> [Work order] From the first line through the one containing "Level of theory: DFT", restate the listing word for word, and give no other lines.

> [Listed entries]
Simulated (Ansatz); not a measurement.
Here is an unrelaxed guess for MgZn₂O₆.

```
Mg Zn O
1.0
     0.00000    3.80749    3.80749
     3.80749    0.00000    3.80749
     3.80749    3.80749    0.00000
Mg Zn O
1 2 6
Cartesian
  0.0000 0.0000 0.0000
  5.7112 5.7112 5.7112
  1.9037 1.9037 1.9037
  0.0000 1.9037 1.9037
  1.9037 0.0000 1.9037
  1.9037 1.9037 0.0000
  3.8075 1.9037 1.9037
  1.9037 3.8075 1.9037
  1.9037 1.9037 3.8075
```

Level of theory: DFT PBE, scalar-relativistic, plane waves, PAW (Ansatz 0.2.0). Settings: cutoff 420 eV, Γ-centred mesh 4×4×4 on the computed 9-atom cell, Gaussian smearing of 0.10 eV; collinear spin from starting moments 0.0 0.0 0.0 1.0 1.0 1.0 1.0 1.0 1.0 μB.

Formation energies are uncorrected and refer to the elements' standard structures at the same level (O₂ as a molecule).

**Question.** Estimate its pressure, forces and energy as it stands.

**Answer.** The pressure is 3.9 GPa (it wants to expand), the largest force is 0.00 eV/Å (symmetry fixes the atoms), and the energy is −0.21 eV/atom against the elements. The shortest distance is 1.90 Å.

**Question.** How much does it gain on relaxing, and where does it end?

> [Response box]
Simulated (Ansatz); not a measurement.
Here is an unrelaxed guess for MgZn₂O₆.

```
Mg Zn O
1.0
     0.00000    3.80749    3.80749
     3.80749    0.00000    3.80749
     3.80749    3.80749    0.00000
Mg Zn O
1 2 6
Cartesian
  0.0000 0.0000 0.0000
  5.7112 5.7112 5.7112
  1.9037 1.9037 1.9037
  0.0000 1.9037 1.9037
  1.9037 0.0000 1.9037
  1.9037 1.9037 0.0000
  3.8075 1.9037 1.9037
  1.9037 3.8075 1.9037
  1.9037 1.9037 3.8075
```

Level of theory: DFT PBE, scalar-relativistic, plane waves, PAW (Ansatz 0.2.0). Settings: cutoff 420 eV, Γ-centred mesh 4×4×4 on the computed 9-atom cell, Gaussian smearing of 0.10 eV; collinear spin from starting moments 0.0 0.0 0.0 1.0 1.0 1.0 1.0 1.0 1.0 μB.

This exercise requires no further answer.